══════
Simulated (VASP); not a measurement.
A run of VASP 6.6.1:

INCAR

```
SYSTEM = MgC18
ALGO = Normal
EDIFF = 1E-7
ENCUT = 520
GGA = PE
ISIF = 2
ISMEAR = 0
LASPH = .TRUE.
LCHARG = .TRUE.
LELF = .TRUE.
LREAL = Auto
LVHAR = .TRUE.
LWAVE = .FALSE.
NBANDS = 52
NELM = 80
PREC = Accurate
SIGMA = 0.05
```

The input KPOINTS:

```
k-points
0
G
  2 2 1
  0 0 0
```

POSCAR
══════

All of the data above should be written out again word for word.

Simulated (VASP); not a measurement.
A run of VASP 6.6.1:

INCAR

```
SYSTEM = MgC18
ALGO = Normal
EDIFF = 1E-7
ENCUT = 520
GGA = PE
ISIF = 2
ISMEAR = 0
LASPH = .TRUE.
LCHARG = .TRUE.
LELF = .TRUE.
LREAL = Auto
LVHAR = .TRUE.
LWAVE = .FALSE.
NBANDS = 52
NELM = 80
PREC = Accurate
SIGMA = 0.05
```

The input KPOINTS:

```
k-points
0
G
  2 2 1
  0 0 0
```

POSCAR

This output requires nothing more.